- **Assigned task**
Exactly reproduce each entry, leaving out nothing.

- **Data excerpts**
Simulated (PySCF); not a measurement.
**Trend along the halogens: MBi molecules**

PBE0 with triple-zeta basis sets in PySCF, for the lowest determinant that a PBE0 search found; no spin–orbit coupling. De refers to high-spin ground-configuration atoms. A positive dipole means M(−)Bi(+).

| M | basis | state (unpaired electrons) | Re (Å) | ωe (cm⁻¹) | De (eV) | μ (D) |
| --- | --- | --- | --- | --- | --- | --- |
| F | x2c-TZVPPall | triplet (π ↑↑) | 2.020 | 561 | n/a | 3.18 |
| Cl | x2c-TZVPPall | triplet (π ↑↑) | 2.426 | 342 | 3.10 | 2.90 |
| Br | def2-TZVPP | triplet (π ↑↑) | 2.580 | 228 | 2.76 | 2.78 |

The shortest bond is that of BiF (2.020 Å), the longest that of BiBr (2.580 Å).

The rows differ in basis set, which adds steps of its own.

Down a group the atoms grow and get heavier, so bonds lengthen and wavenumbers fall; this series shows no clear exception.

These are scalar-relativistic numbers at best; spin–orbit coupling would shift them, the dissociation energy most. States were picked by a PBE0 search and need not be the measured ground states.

- **Written reply**
Simulated (PySCF); not a measurement.
**Trend along the halogens: MBi molecules**

PBE0 with triple-zeta basis sets in PySCF, for the lowest determinant that a PBE0 search found; no spin–orbit coupling. De refers to high-spin ground-configuration atoms. A positive dipole means M(−)Bi(+).

| M | basis | state (unpaired electrons) | Re (Å) | ωe (cm⁻¹) | De (eV) | μ (D) |
| --- | --- | --- | --- | --- | --- | --- |
| F | x2c-TZVPPall | triplet (π ↑↑) | 2.020 | 561 | n/a | 3.18 |
| Cl | x2c-TZVPPall | triplet (π ↑↑) | 2.426 | 342 | 3.10 | 2.90 |
| Br | def2-TZVPP | triplet (π ↑↑) | 2.580 | 228 | 2.76 | 2.78 |

The shortest bond is that of BiF (2.020 Å), the longest that of BiBr (2.580 Å).

The rows differ in basis set, which adds steps of its own.

Down a group the atoms grow and get heavier, so bonds lengthen and wavenumbers fall; this series shows no clear exception.

These are scalar-relativistic numbers at best; spin–orbit coupling would shift them, the dissociation energy most. States were picked by a PBE0 search and need not be the measured ground states.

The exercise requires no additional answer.